§

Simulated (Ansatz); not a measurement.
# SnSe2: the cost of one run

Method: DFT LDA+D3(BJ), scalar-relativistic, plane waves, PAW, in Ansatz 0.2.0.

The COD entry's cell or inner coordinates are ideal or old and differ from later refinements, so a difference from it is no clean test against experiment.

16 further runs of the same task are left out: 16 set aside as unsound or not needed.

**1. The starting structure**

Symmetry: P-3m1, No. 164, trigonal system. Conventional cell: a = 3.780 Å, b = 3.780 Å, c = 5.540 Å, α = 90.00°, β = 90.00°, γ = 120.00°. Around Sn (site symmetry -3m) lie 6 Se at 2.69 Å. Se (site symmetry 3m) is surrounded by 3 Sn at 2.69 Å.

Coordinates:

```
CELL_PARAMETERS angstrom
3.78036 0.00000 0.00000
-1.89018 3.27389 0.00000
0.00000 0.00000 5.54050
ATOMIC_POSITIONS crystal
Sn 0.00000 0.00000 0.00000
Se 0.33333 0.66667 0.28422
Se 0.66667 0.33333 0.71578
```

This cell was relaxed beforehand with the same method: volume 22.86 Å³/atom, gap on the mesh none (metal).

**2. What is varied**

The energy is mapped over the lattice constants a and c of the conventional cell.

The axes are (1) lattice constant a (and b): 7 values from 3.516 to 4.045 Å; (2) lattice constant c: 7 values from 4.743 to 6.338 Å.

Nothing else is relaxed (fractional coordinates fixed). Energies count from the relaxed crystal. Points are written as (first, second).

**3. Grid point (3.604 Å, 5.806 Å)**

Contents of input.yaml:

§

■ Task item: Return, with no change at all, every line in the entries above from the line containing "The COD entry's" through the line containing "The axes are".

■ Answer space:
The COD entry's cell or inner coordinates are ideal or old and differ from later refinements, so a difference from it is no clean test against experiment.

16 further runs of the same task are left out: 16 set aside as unsound or not needed.

**1. The starting structure**

Symmetry: P-3m1, No. 164, trigonal system. Conventional cell: a = 3.780 Å, b = 3.780 Å, c = 5.540 Å, α = 90.00°, β = 90.00°, γ = 120.00°. Around Sn (site symmetry -3m) lie 6 Se at 2.69 Å. Se (site symmetry 3m) is surrounded by 3 Sn at 2.69 Å.

Coordinates:

```
CELL_PARAMETERS angstrom
3.78036 0.00000 0.00000
-1.89018 3.27389 0.00000
0.00000 0.00000 5.54050
ATOMIC_POSITIONS crystal
Sn 0.00000 0.00000 0.00000
Se 0.33333 0.66667 0.28422
Se 0.66667 0.33333 0.71578
```

This cell was relaxed beforehand with the same method: volume 22.86 Å³/atom, gap on the mesh none (metal).

**2. What is varied**

The energy is mapped over the lattice constants a and c of the conventional cell.

The axes are (1) lattice constant a (and b): 7 values from 3.516 to 4.045 Å; (2) lattice constant c: 7 values from 4.743 to 6.338 Å.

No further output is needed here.